=== Work item ===
Having read the entries, repeat all of them exactly.

═══

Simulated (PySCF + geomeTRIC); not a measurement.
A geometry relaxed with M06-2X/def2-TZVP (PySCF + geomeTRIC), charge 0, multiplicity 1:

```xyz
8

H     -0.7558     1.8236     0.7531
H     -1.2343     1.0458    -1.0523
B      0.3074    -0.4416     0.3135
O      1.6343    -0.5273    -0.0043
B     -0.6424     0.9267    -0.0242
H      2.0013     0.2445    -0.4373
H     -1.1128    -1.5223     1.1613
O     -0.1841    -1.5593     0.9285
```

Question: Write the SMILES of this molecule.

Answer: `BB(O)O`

═══

=== Task answer ===
Simulated (PySCF + geomeTRIC); not a measurement.
A geometry relaxed with M06-2X/def2-TZVP (PySCF + geomeTRIC), charge 0, multiplicity 1:

```xyz
8

H     -0.7558     1.8236     0.7531
H     -1.2343     1.0458    -1.0523
B      0.3074    -0.4416     0.3135
O      1.6343    -0.5273    -0.0043
B     -0.6424     0.9267    -0.0242
H      2.0013     0.2445    -0.4373
H     -1.1128    -1.5223     1.1613
O     -0.1841    -1.5593     0.9285
```

Question: Write the SMILES of this molecule.

Answer: `BB(O)O`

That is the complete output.